◆ **Extracted records**
————

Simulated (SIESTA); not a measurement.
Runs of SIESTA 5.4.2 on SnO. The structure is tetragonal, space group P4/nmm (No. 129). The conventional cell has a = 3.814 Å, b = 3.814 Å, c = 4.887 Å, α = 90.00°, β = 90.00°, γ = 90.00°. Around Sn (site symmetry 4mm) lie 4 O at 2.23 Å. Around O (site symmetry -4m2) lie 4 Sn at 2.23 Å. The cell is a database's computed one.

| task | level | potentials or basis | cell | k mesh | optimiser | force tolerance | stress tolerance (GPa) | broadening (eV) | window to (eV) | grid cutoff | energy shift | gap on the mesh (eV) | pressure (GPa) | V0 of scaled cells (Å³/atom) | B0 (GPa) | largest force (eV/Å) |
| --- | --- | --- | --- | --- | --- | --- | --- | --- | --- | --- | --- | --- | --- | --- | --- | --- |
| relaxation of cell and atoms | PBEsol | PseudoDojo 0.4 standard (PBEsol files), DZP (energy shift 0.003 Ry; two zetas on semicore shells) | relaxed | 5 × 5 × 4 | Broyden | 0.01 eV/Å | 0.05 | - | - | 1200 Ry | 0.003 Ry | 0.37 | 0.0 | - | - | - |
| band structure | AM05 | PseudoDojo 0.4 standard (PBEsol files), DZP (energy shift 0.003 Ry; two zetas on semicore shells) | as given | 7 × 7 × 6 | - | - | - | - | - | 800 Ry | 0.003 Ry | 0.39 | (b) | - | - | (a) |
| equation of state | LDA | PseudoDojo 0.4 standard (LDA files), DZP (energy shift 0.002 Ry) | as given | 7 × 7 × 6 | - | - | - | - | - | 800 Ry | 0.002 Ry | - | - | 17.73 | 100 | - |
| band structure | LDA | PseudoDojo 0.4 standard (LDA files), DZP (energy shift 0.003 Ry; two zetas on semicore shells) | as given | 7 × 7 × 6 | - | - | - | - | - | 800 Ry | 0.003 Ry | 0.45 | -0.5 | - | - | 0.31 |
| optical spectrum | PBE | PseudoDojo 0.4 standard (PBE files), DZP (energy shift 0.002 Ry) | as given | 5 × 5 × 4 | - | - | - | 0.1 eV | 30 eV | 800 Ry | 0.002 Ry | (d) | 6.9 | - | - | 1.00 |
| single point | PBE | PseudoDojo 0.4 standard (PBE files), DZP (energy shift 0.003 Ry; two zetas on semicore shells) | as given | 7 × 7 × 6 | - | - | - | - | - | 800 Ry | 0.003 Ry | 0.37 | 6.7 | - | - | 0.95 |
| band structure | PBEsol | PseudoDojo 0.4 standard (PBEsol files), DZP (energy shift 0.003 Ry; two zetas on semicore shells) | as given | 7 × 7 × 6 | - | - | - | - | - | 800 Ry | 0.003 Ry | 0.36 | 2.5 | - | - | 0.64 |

————

◆ **Task item**
Please print exactly what appears from the first line of the data through the line with "Runs of SIESTA", including both of those lines and nothing past them.

◆ **Exercise answer**
Simulated (SIESTA); not a measurement.
Runs of SIESTA 5.4.2 on SnO. The structure is tetragonal, space group P4/nmm (No. 129). The conventional cell has a = 3.814 Å, b = 3.814 Å, c = 4.887 Å, α = 90.00°, β = 90.00°, γ = 90.00°. Around Sn (site symmetry 4mm) lie 4 O at 2.23 Å. Around O (site symmetry -4m2) lie 4 Sn at 2.23 Å. The cell is a database's computed one.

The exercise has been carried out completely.